• _Data to examine_:
--------------------------------------------------
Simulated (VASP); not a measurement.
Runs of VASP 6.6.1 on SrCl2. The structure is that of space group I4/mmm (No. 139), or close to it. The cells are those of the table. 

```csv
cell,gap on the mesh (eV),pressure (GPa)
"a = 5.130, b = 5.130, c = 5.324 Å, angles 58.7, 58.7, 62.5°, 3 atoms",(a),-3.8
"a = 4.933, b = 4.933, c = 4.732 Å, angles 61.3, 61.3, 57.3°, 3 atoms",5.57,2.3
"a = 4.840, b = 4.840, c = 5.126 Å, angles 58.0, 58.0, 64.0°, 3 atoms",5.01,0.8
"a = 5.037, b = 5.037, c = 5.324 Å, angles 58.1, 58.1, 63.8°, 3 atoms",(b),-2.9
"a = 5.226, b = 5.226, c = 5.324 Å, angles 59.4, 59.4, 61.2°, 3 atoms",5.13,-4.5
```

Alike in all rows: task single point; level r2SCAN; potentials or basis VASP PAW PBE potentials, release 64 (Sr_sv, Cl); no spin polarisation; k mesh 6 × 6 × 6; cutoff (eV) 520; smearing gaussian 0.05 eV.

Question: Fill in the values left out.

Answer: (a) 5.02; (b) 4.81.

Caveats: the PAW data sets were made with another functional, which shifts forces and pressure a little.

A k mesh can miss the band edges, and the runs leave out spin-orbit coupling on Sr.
--------------------------------------------------

• _Assigned task_:
Every record shown above should be set down again exactly.

• _Exercise result_:
Simulated (VASP); not a measurement.
Runs of VASP 6.6.1 on SrCl2. The structure is that of space group I4/mmm (No. 139), or close to it. The cells are those of the table. 

```csv
cell,gap on the mesh (eV),pressure (GPa)
"a = 5.130, b = 5.130, c = 5.324 Å, angles 58.7, 58.7, 62.5°, 3 atoms",(a),-3.8
"a = 4.933, b = 4.933, c = 4.732 Å, angles 61.3, 61.3, 57.3°, 3 atoms",5.57,2.3
"a = 4.840, b = 4.840, c = 5.126 Å, angles 58.0, 58.0, 64.0°, 3 atoms",5.01,0.8
"a = 5.037, b = 5.037, c = 5.324 Å, angles 58.1, 58.1, 63.8°, 3 atoms",(b),-2.9
"a = 5.226, b = 5.226, c = 5.324 Å, angles 59.4, 59.4, 61.2°, 3 atoms",5.13,-4.5
```

Alike in all rows: task single point; level r2SCAN; potentials or basis VASP PAW PBE potentials, release 64 (Sr_sv, Cl); no spin polarisation; k mesh 6 × 6 × 6; cutoff (eV) 520; smearing gaussian 0.05 eV.

Question: Fill in the values left out.

Answer: (a) 5.02; (b) 4.81.

Caveats: the PAW data sets were made with another functional, which shifts forces and pressure a little.

A k mesh can miss the band edges, and the runs leave out spin-orbit coupling on Sr.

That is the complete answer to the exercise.